## Records supplied
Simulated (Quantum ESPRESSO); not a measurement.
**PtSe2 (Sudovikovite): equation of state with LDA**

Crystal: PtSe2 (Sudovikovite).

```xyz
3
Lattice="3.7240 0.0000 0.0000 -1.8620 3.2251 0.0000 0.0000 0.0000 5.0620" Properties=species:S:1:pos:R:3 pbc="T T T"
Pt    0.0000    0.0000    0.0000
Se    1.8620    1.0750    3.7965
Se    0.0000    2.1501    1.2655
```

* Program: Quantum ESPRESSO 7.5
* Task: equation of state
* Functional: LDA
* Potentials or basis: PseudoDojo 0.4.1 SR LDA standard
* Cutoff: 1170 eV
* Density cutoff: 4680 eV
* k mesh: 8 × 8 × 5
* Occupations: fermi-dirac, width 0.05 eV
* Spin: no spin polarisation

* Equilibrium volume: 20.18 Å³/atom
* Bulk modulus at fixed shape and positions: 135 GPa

## Requirement
Repeat, character for character, the lines of the material above from the line with "no spin polarisation" through the line with "volume: 20.18 Å³/atom".

## Solution
* Spin: no spin polarisation

* Equilibrium volume: 20.18 Å³/atom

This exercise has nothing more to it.